> [Work task] Restate the following entries exactly, including every line.

> [Provided information]
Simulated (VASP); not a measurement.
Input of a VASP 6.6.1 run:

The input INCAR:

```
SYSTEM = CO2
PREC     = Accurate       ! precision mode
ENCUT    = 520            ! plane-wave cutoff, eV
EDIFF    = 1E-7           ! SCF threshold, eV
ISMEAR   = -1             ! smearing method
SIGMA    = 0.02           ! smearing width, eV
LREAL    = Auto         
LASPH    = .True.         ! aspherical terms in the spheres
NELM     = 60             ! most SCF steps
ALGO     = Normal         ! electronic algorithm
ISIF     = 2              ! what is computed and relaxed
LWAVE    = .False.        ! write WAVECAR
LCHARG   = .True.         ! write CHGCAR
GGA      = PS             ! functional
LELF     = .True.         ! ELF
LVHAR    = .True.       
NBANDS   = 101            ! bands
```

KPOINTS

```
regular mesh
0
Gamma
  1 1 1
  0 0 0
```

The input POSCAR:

> [Result]
Simulated (VASP); not a measurement.
Input of a VASP 6.6.1 run:

The input INCAR:

```
SYSTEM = CO2
PREC     = Accurate       ! precision mode
ENCUT    = 520            ! plane-wave cutoff, eV
EDIFF    = 1E-7           ! SCF threshold, eV
ISMEAR   = -1             ! smearing method
SIGMA    = 0.02           ! smearing width, eV
LREAL    = Auto         
LASPH    = .True.         ! aspherical terms in the spheres
NELM     = 60             ! most SCF steps
ALGO     = Normal         ! electronic algorithm
ISIF     = 2              ! what is computed and relaxed
LWAVE    = .False.        ! write WAVECAR
LCHARG   = .True.         ! write CHGCAR
GGA      = PS             ! functional
LELF     = .True.         ! ELF
LVHAR    = .True.       
NBANDS   = 101            ! bands
```

KPOINTS

```
regular mesh
0
Gamma
  1 1 1
  0 0 0
```

The input POSCAR:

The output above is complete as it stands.